Set down the records again. Every word and mark must match exactly.

| Supplied entries |
════
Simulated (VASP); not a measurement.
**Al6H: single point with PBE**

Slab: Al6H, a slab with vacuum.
════

| Problem solution |
Simulated (VASP); not a measurement.
**Al6H: single point with PBE**

Slab: Al6H, a slab with vacuum.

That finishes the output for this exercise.